Of all the lines below, return only those starting with the line holding "VASP 6.6.1, plane" and going on through the line holding "So far, gap", exactly as written.

:: RECORDS SUPPLIED ::
______________________________

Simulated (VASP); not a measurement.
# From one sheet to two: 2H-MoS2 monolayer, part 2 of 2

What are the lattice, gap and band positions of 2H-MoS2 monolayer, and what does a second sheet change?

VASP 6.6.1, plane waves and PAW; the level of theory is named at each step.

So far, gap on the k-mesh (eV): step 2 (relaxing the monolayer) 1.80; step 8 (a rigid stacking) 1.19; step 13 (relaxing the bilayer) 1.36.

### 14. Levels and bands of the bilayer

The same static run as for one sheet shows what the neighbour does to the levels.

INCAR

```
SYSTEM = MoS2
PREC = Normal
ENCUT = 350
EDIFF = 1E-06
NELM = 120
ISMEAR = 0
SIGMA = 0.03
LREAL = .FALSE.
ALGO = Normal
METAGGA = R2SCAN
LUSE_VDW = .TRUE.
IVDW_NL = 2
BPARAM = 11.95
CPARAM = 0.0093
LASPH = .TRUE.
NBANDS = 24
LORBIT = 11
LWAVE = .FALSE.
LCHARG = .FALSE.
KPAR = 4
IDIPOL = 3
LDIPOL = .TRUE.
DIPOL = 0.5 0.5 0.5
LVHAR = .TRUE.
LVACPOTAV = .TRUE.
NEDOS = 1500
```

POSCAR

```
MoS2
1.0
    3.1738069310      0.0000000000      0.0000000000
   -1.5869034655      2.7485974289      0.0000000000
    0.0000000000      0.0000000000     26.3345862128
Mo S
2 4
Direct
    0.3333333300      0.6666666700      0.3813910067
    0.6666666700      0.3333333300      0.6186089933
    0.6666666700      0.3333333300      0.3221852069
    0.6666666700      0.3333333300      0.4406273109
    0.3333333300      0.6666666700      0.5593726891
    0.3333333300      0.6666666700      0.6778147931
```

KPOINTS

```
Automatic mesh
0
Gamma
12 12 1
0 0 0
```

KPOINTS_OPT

______________________________

:: ANSWER AREA ::
VASP 6.6.1, plane waves and PAW; the level of theory is named at each step.

So far, gap on the k-mesh (eV): step 2 (relaxing the monolayer) 1.80; step 8 (a rigid stacking) 1.19; step 13 (relaxing the bilayer) 1.36.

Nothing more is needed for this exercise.